PROVIDED DATA:
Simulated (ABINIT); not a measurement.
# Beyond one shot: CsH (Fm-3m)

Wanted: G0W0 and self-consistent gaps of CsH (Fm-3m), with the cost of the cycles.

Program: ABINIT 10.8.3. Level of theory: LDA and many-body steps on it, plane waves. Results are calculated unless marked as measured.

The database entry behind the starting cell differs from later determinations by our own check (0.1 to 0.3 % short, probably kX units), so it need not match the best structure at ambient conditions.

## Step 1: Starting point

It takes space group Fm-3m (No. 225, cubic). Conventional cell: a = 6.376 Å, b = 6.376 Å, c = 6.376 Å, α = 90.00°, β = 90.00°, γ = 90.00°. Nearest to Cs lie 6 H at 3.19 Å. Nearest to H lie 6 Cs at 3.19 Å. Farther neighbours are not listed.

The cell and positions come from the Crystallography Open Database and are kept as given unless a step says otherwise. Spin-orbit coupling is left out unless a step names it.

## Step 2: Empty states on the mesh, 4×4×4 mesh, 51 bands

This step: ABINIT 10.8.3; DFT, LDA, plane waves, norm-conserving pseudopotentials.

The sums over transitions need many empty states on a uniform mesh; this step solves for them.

WORK REQUEST:
Your task is to repeat the data exactly, with nothing left out.

EXERCISE SOLUTION:
Simulated (ABINIT); not a measurement.
# Beyond one shot: CsH (Fm-3m)

Wanted: G0W0 and self-consistent gaps of CsH (Fm-3m), with the cost of the cycles.

Program: ABINIT 10.8.3. Level of theory: LDA and many-body steps on it, plane waves. Results are calculated unless marked as measured.

The database entry behind the starting cell differs from later determinations by our own check (0.1 to 0.3 % short, probably kX units), so it need not match the best structure at ambient conditions.

## Step 1: Starting point

It takes space group Fm-3m (No. 225, cubic). Conventional cell: a = 6.376 Å, b = 6.376 Å, c = 6.376 Å, α = 90.00°, β = 90.00°, γ = 90.00°. Nearest to Cs lie 6 H at 3.19 Å. Nearest to H lie 6 Cs at 3.19 Å. Farther neighbours are not listed.

The cell and positions come from the Crystallography Open Database and are kept as given unless a step says otherwise. Spin-orbit coupling is left out unless a step names it.

## Step 2: Empty states on the mesh, 4×4×4 mesh, 51 bands

This step: ABINIT 10.8.3; DFT, LDA, plane waves, norm-conserving pseudopotentials.

The sums over transitions need many empty states on a uniform mesh; this step solves for them.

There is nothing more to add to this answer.